- Assignment
From the listing below, copy only the lines from the line that contains "# Calculations on" to the line that contains "The run prepares", counting those two lines as part of the copy.

- Input data
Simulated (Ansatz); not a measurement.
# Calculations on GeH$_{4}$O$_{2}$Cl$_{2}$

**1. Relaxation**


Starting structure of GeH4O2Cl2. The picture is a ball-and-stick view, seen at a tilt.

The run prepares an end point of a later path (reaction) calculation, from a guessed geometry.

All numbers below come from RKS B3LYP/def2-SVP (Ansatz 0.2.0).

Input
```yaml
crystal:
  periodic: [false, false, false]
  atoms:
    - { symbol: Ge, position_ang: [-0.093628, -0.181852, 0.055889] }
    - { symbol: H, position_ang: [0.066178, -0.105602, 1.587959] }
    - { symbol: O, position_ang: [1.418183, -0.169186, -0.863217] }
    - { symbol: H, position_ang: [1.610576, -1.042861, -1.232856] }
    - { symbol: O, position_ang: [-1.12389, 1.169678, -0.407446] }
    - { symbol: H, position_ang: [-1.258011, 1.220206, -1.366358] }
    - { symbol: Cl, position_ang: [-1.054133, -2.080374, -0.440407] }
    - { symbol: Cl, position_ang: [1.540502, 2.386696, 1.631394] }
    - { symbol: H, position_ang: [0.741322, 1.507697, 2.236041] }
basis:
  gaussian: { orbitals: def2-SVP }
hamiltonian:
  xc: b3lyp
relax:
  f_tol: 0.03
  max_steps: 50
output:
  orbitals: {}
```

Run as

- Your response
# Calculations on GeH$_{4}$O$_{2}$Cl$_{2}$

**1. Relaxation**


Starting structure of GeH4O2Cl2. The picture is a ball-and-stick view, seen at a tilt.

The run prepares an end point of a later path (reaction) calculation, from a guessed geometry.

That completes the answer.